───── GIVEN INFORMATION

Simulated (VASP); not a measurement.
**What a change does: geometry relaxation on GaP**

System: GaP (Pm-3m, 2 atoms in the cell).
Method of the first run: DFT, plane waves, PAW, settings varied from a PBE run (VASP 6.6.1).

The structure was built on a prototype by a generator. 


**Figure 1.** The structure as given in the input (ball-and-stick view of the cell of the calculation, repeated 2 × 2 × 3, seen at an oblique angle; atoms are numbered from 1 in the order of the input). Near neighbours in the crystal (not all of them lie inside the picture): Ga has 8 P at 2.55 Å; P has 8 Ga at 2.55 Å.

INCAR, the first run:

──────────

**ACTIVITY:**
What the exercise asks for is the listing above, retyped in full.

**TASK SOLUTION:**
Simulated (VASP); not a measurement.
**What a change does: geometry relaxation on GaP**

System: GaP (Pm-3m, 2 atoms in the cell).
Method of the first run: DFT, plane waves, PAW, settings varied from a PBE run (VASP 6.6.1).

The structure was built on a prototype by a generator. 


**Figure 1.** The structure as given in the input (ball-and-stick view of the cell of the calculation, repeated 2 × 2 × 3, seen at an oblique angle; atoms are numbered from 1 in the order of the input). Near neighbours in the crystal (not all of them lie inside the picture): Ga has 8 P at 2.55 Å; P has 8 Ga at 2.55 Å.

INCAR, the first run:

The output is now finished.